* **WORK ITEM**
Print the records exactly. Every mark must remain.

* **DATASET ENTRIES**
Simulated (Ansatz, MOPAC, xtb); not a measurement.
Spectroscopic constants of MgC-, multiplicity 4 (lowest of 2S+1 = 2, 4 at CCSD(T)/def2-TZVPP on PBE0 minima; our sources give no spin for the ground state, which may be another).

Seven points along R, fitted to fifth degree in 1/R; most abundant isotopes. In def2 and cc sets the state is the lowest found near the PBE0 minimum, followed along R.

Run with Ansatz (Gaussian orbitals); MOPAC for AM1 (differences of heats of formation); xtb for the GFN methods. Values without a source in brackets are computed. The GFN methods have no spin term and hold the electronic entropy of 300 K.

* **WORKED SOLUTION**
Simulated (Ansatz, MOPAC, xtb); not a measurement.
Spectroscopic constants of MgC-, multiplicity 4 (lowest of 2S+1 = 2, 4 at CCSD(T)/def2-TZVPP on PBE0 minima; our sources give no spin for the ground state, which may be another).

Seven points along R, fitted to fifth degree in 1/R; most abundant isotopes. In def2 and cc sets the state is the lowest found near the PBE0 minimum, followed along R.

Run with Ansatz (Gaussian orbitals); MOPAC for AM1 (differences of heats of formation); xtb for the GFN methods. Values without a source in brackets are computed. The GFN methods have no spin term and hold the electronic entropy of 300 K.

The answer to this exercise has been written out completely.